◇ ◇ ◇

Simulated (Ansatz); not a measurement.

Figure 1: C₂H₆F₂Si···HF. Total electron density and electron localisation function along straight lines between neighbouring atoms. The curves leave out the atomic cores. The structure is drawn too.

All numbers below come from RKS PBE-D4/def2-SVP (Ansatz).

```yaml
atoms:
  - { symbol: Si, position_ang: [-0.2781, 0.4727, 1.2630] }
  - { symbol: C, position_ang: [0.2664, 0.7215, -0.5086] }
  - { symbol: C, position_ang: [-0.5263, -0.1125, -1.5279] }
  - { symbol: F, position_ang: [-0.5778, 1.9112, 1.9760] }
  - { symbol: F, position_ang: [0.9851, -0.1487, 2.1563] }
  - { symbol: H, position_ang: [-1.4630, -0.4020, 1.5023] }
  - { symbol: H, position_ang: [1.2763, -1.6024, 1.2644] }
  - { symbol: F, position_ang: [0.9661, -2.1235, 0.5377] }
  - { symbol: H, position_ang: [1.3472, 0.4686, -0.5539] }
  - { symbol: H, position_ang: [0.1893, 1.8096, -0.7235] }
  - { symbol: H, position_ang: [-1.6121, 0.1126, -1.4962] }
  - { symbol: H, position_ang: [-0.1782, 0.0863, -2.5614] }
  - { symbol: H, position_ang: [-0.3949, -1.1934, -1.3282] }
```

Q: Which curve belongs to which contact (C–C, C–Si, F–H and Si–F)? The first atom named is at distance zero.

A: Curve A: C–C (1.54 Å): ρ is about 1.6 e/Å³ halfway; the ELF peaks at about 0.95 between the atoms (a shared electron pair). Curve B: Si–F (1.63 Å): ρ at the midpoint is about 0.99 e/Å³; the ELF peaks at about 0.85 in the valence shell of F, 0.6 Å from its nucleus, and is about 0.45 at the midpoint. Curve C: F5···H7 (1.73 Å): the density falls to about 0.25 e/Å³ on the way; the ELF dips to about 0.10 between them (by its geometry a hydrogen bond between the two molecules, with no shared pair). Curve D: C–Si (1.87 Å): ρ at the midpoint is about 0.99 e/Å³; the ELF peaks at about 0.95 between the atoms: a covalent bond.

◇ ◇ ◇

■ WORK ITEM
Stop at the line containing "Figure 1: C₂H₆F₂Si···HF.". Please print exactly every line before it from the start of the records, plus that line itself, and nothing else.

■ EXPECTED ANSWER
Simulated (Ansatz); not a measurement.

Figure 1: C₂H₆F₂Si···HF. Total electron density and electron localisation function along straight lines between neighbouring atoms. The curves leave out the atomic cores. The structure is drawn too.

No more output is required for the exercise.